> [ACTION ITEM]
Transcribe the listing in full. Keep every line exactly as it stands.

> [DATASET ENTRIES]
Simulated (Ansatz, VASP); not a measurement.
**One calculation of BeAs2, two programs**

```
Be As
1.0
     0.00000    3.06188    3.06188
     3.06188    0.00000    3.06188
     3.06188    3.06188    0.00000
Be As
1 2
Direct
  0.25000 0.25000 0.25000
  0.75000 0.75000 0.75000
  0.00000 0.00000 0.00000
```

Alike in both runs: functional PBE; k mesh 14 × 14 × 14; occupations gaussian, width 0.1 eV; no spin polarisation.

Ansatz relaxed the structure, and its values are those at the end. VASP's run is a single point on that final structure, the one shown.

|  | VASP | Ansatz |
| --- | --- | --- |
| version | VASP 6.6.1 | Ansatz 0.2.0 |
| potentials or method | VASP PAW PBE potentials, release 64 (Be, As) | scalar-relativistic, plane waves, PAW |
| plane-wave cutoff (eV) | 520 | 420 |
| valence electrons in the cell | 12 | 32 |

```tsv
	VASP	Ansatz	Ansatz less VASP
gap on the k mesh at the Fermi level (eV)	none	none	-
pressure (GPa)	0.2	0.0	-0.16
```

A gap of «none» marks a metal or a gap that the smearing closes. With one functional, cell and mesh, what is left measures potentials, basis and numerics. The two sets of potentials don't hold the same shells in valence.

> [RESULT]
Simulated (Ansatz, VASP); not a measurement.
**One calculation of BeAs2, two programs**

```
Be As
1.0
     0.00000    3.06188    3.06188
     3.06188    0.00000    3.06188
     3.06188    3.06188    0.00000
Be As
1 2
Direct
  0.25000 0.25000 0.25000
  0.75000 0.75000 0.75000
  0.00000 0.00000 0.00000
```

Alike in both runs: functional PBE; k mesh 14 × 14 × 14; occupations gaussian, width 0.1 eV; no spin polarisation.

Ansatz relaxed the structure, and its values are those at the end. VASP's run is a single point on that final structure, the one shown.

|  | VASP | Ansatz |
| --- | --- | --- |
| version | VASP 6.6.1 | Ansatz 0.2.0 |
| potentials or method | VASP PAW PBE potentials, release 64 (Be, As) | scalar-relativistic, plane waves, PAW |
| plane-wave cutoff (eV) | 520 | 420 |
| valence electrons in the cell | 12 | 32 |

```tsv
	VASP	Ansatz	Ansatz less VASP
gap on the k mesh at the Fermi level (eV)	none	none	-
pressure (GPa)	0.2	0.0	-0.16
```

A gap of «none» marks a metal or a gap that the smearing closes. With one functional, cell and mesh, what is left measures potentials, basis and numerics. The two sets of potentials don't hold the same shells in valence.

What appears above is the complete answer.